Every line below between the line holding "(1) Is the gap" and the line holding "(1) Direct: the", inclusive, should be repeated exactly, and all other lines omitted.

↓↓↓
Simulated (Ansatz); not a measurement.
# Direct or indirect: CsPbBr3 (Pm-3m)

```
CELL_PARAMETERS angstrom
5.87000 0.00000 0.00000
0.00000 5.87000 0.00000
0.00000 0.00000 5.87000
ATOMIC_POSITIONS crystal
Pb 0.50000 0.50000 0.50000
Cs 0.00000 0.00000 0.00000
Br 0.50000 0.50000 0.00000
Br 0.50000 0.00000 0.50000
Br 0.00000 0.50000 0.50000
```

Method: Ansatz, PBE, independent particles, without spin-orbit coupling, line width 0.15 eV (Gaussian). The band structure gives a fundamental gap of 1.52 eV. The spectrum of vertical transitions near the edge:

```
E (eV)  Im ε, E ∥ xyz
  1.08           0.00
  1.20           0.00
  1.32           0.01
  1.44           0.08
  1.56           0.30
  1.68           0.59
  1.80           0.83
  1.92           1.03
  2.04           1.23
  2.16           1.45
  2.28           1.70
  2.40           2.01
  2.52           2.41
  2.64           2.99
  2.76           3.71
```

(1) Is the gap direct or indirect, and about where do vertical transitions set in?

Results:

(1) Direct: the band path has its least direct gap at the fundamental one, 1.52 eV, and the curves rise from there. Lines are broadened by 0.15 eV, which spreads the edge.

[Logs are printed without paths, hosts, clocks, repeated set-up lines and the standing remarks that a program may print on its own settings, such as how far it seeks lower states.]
↑↑↑

_Expected answer_
(1) Is the gap direct or indirect, and about where do vertical transitions set in?

Results:

(1) Direct: the band path has its least direct gap at the fundamental one, 1.52 eV, and the curves rise from there. Lines are broadened by 0.15 eV, which spreads the edge.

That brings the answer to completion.